* _Assigned task_
An identical copy of all the records is what the answer must contain.

☆ ☆ ☆ ☆

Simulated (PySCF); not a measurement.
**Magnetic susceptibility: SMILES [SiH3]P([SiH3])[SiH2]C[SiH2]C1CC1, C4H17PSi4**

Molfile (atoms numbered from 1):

☆ ☆ ☆ ☆

* _Exercise output_
Simulated (PySCF); not a measurement.
**Magnetic susceptibility: SMILES [SiH3]P([SiH3])[SiH2]C[SiH2]C1CC1, C4H17PSi4**

Molfile (atoms numbered from 1):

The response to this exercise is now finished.